▶ _Action item_:
After locating the line that contains "The primitive cell" in the records below, write out exactly that line and each line after it through the one that contains "Static screening in", and nothing else.

>>
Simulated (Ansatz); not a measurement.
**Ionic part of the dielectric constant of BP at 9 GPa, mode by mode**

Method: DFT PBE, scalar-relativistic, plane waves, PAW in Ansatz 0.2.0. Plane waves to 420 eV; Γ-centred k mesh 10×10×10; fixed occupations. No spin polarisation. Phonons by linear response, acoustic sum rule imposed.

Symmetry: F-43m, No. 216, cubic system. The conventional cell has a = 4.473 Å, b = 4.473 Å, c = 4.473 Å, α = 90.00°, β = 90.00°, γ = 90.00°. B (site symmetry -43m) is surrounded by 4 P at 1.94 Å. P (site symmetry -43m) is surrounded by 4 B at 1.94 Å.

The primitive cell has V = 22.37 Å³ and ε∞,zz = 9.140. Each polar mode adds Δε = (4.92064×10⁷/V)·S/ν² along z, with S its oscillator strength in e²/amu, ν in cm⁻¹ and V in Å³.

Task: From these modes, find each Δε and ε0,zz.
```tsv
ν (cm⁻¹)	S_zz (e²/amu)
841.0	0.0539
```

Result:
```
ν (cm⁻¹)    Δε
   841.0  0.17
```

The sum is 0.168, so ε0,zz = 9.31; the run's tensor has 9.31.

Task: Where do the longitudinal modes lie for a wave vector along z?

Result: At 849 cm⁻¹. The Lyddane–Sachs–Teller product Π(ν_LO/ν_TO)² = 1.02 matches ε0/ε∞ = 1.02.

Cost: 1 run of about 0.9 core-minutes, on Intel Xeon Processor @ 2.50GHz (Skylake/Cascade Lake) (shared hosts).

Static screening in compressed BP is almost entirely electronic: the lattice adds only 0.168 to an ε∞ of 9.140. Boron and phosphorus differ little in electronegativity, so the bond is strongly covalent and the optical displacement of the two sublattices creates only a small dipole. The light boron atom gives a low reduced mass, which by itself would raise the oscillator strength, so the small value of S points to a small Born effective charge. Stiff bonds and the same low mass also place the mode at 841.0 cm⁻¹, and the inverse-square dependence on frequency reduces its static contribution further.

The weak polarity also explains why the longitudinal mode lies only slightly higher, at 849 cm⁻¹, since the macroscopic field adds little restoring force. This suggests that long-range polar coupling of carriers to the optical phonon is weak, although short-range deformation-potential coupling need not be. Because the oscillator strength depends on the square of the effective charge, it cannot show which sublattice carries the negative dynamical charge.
<<

▶ _Result_:
The primitive cell has V = 22.37 Å³ and ε∞,zz = 9.140. Each polar mode adds Δε = (4.92064×10⁷/V)·S/ν² along z, with S its oscillator strength in e²/amu, ν in cm⁻¹ and V in Å³.

Task: From these modes, find each Δε and ε0,zz.
```tsv
ν (cm⁻¹)	S_zz (e²/amu)
841.0	0.0539
```

Result:
```
ν (cm⁻¹)    Δε
   841.0  0.17
```

The sum is 0.168, so ε0,zz = 9.31; the run's tensor has 9.31.

Task: Where do the longitudinal modes lie for a wave vector along z?

Result: At 849 cm⁻¹. The Lyddane–Sachs–Teller product Π(ν_LO/ν_TO)² = 1.02 matches ε0/ε∞ = 1.02.

Cost: 1 run of about 0.9 core-minutes, on Intel Xeon Processor @ 2.50GHz (Skylake/Cascade Lake) (shared hosts).

Static screening in compressed BP is almost entirely electronic: the lattice adds only 0.168 to an ε∞ of 9.140. Boron and phosphorus differ little in electronegativity, so the bond is strongly covalent and the optical displacement of the two sublattices creates only a small dipole. The light boron atom gives a low reduced mass, which by itself would raise the oscillator strength, so the small value of S points to a small Born effective charge. Stiff bonds and the same low mass also place the mode at 841.0 cm⁻¹, and the inverse-square dependence on frequency reduces its static contribution further.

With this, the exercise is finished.